╭──
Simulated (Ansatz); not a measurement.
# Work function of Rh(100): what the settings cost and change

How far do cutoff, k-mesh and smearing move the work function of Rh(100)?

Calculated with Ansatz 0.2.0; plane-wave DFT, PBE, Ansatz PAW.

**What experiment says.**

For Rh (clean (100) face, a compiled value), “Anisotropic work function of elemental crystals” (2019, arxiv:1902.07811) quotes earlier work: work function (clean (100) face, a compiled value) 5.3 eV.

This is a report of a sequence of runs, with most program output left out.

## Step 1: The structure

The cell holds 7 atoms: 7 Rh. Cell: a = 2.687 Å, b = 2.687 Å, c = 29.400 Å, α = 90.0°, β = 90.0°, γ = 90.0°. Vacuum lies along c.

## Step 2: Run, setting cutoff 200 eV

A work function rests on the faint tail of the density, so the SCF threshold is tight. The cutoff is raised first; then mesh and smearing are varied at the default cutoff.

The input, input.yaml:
╰──

Brief
Output, from the data above, the lines from the line with "## Step 1: The structure" to the line with "A work function" exactly as they stand, both ends included and nothing else.

Written solution
## Step 1: The structure

The cell holds 7 atoms: 7 Rh. Cell: a = 2.687 Å, b = 2.687 Å, c = 29.400 Å, α = 90.0°, β = 90.0°, γ = 90.0°. Vacuum lies along c.

## Step 2: Run, setting cutoff 200 eV

A work function rests on the faint tail of the density, so the SCF threshold is tight. The cutoff is raised first; then mesh and smearing are varied at the default cutoff.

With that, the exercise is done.